+++

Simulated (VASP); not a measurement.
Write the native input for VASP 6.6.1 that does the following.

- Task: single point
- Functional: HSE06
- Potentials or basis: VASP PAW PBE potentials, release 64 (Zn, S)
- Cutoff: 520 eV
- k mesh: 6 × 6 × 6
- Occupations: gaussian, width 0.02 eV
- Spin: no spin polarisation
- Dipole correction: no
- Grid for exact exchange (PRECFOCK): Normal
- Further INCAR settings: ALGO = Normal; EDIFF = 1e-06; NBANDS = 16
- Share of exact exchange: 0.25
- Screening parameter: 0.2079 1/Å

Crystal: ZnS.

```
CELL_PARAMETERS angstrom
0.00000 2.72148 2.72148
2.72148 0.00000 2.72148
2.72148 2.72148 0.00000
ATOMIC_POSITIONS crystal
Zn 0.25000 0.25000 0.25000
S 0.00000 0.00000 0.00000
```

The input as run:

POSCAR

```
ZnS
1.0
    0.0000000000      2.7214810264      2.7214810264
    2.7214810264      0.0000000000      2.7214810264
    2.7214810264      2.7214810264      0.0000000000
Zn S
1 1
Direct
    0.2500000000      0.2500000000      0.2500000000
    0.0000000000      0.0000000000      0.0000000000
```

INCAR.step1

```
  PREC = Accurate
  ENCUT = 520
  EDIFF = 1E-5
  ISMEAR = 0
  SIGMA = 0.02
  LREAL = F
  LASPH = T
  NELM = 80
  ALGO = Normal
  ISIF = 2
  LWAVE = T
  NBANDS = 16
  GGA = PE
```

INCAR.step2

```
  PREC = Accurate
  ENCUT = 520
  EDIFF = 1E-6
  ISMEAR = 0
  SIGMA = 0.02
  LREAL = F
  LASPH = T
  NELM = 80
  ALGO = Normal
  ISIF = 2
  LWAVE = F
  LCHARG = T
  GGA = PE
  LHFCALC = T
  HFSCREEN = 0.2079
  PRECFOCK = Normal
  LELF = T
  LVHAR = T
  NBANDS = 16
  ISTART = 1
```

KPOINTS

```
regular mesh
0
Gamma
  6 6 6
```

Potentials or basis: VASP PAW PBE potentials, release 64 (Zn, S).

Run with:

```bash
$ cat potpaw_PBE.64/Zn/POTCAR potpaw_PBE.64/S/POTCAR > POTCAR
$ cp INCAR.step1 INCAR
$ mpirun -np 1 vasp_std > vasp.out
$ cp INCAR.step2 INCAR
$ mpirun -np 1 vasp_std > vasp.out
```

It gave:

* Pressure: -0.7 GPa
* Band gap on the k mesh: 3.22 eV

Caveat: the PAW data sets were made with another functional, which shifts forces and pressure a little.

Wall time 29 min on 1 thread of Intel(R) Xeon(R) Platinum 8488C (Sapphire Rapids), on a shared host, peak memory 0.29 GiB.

+++

(Assignment): Starting with the first line of the records above, give back each line exactly until the line with "- Share of exact exchange: 0.25" has been given as well.

(Expected answer):
Simulated (VASP); not a measurement.
Write the native input for VASP 6.6.1 that does the following.

- Task: single point
- Functional: HSE06
- Potentials or basis: VASP PAW PBE potentials, release 64 (Zn, S)
- Cutoff: 520 eV
- k mesh: 6 × 6 × 6
- Occupations: gaussian, width 0.02 eV
- Spin: no spin polarisation
- Dipole correction: no
- Grid for exact exchange (PRECFOCK): Normal
- Further INCAR settings: ALGO = Normal; EDIFF = 1e-06; NBANDS = 16
- Share of exact exchange: 0.25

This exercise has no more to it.